# [Work instruction]
Below are the records; output them exactly from the first line through the line with "1.128) [TDDFT PBE0/def2-SVPD]", stopping there.

# [Recorded information]
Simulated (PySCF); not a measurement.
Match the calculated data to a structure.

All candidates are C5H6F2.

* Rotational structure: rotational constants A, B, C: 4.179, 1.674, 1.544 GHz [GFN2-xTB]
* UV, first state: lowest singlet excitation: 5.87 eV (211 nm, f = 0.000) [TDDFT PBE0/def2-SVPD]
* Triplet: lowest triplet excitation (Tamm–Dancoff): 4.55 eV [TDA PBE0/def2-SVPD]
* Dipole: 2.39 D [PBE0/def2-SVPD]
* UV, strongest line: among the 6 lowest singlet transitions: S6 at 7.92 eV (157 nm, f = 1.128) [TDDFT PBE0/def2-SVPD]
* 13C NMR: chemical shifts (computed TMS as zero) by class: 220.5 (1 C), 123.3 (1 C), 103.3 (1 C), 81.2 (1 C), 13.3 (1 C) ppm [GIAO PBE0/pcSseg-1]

# [Task output]
Simulated (PySCF); not a measurement.
Match the calculated data to a structure.

All candidates are C5H6F2.

* Rotational structure: rotational constants A, B, C: 4.179, 1.674, 1.544 GHz [GFN2-xTB]
* UV, first state: lowest singlet excitation: 5.87 eV (211 nm, f = 0.000) [TDDFT PBE0/def2-SVPD]
* Triplet: lowest triplet excitation (Tamm–Dancoff): 4.55 eV [TDA PBE0/def2-SVPD]
* Dipole: 2.39 D [PBE0/def2-SVPD]
* UV, strongest line: among the 6 lowest singlet transitions: S6 at 7.92 eV (157 nm, f = 1.128) [TDDFT PBE0/def2-SVPD]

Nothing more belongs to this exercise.